§

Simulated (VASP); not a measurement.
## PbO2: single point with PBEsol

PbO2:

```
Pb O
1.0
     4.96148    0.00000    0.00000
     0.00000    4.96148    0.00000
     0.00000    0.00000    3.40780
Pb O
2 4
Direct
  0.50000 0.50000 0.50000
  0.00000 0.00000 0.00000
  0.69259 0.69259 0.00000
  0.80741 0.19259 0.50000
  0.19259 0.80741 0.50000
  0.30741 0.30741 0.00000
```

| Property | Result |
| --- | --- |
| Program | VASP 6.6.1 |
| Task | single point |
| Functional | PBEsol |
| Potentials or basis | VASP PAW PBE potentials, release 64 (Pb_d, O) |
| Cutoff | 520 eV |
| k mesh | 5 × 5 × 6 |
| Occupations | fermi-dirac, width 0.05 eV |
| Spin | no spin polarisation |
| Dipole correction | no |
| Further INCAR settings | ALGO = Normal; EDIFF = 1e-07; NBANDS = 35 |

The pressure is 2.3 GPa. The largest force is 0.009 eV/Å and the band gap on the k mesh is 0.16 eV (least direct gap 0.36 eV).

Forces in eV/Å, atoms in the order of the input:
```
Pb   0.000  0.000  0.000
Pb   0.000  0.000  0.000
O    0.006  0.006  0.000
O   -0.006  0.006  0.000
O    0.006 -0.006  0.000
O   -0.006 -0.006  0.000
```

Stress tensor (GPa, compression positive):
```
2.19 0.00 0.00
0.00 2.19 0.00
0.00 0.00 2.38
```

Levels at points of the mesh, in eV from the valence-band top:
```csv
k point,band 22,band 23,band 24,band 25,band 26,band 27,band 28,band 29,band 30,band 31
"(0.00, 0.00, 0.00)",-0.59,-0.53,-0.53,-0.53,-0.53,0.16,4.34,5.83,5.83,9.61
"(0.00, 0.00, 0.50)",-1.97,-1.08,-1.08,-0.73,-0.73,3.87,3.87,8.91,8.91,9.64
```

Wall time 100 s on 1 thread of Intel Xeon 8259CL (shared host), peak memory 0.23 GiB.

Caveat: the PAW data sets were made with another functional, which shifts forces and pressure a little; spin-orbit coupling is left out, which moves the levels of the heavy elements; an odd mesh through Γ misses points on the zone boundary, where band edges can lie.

§

Give back exactly what runs from the first line of the listing above to the line that contains "correction | no |", keeping both end lines.

ANSWER SPACE:
Simulated (VASP); not a measurement.
## PbO2: single point with PBEsol

PbO2:

```
Pb O
1.0
     4.96148    0.00000    0.00000
     0.00000    4.96148    0.00000
     0.00000    0.00000    3.40780
Pb O
2 4
Direct
  0.50000 0.50000 0.50000
  0.00000 0.00000 0.00000
  0.69259 0.69259 0.00000
  0.80741 0.19259 0.50000
  0.19259 0.80741 0.50000
  0.30741 0.30741 0.00000
```

| Property | Result |
| --- | --- |
| Program | VASP 6.6.1 |
| Task | single point |
| Functional | PBEsol |
| Potentials or basis | VASP PAW PBE potentials, release 64 (Pb_d, O) |
| Cutoff | 520 eV |
| k mesh | 5 × 5 × 6 |
| Occupations | fermi-dirac, width 0.05 eV |
| Spin | no spin polarisation |
| Dipole correction | no |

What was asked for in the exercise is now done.